*GIVEN DATA*:
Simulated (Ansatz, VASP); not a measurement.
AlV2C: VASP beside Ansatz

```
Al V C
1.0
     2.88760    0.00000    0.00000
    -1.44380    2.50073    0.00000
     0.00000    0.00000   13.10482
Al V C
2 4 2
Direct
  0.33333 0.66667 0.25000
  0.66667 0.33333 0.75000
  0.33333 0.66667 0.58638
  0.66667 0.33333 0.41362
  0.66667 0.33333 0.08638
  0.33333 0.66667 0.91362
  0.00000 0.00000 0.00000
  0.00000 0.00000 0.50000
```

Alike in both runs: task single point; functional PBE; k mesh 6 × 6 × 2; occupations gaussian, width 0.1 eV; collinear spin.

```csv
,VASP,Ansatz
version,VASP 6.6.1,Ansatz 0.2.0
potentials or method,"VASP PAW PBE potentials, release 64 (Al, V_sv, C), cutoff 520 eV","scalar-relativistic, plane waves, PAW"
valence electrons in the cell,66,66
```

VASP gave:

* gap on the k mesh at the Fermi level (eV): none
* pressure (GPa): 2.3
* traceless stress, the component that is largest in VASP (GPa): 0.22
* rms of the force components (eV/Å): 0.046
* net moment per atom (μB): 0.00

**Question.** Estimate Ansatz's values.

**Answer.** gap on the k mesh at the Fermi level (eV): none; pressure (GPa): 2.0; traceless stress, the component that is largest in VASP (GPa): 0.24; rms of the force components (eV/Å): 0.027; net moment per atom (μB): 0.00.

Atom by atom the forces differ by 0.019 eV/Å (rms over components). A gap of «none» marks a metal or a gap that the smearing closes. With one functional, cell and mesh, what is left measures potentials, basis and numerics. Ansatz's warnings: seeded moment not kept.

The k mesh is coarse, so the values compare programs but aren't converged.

*EXERCISE*:
Each line from the start of the listing above through the line containing "components (eV/Å): 0.046" should be copied exactly, please, with no other lines added.

*TASK SOLUTION*:
Simulated (Ansatz, VASP); not a measurement.
AlV2C: VASP beside Ansatz

```
Al V C
1.0
     2.88760    0.00000    0.00000
    -1.44380    2.50073    0.00000
     0.00000    0.00000   13.10482
Al V C
2 4 2
Direct
  0.33333 0.66667 0.25000
  0.66667 0.33333 0.75000
  0.33333 0.66667 0.58638
  0.66667 0.33333 0.41362
  0.66667 0.33333 0.08638
  0.33333 0.66667 0.91362
  0.00000 0.00000 0.00000
  0.00000 0.00000 0.50000
```

Alike in both runs: task single point; functional PBE; k mesh 6 × 6 × 2; occupations gaussian, width 0.1 eV; collinear spin.

```csv
,VASP,Ansatz
version,VASP 6.6.1,Ansatz 0.2.0
potentials or method,"VASP PAW PBE potentials, release 64 (Al, V_sv, C), cutoff 520 eV","scalar-relativistic, plane waves, PAW"
valence electrons in the cell,66,66
```

VASP gave:

* gap on the k mesh at the Fermi level (eV): none
* pressure (GPa): 2.3
* traceless stress, the component that is largest in VASP (GPa): 0.22
* rms of the force components (eV/Å): 0.046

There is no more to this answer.